WORK REQUEST: Please repeat exactly the lines below from the one containing "Task: Name a" down to the one containing "be the lowest.", both included, and nothing else.

*** GIVEN INFORMATION Section Begins ***

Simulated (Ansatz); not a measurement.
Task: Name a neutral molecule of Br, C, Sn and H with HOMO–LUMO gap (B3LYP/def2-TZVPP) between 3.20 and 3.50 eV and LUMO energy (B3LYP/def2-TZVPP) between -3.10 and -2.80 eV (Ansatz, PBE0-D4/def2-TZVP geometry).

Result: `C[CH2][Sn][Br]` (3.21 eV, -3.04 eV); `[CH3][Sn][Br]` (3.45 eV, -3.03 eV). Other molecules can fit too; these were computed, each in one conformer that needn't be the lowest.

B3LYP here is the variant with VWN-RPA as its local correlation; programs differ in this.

*** GIVEN INFORMATION Section Ends ***

ANSWER AREA:
Task: Name a neutral molecule of Br, C, Sn and H with HOMO–LUMO gap (B3LYP/def2-TZVPP) between 3.20 and 3.50 eV and LUMO energy (B3LYP/def2-TZVPP) between -3.10 and -2.80 eV (Ansatz, PBE0-D4/def2-TZVP geometry).

Result: `C[CH2][Sn][Br]` (3.21 eV, -3.04 eV); `[CH3][Sn][Br]` (3.45 eV, -3.03 eV). Other molecules can fit too; these were computed, each in one conformer that needn't be the lowest.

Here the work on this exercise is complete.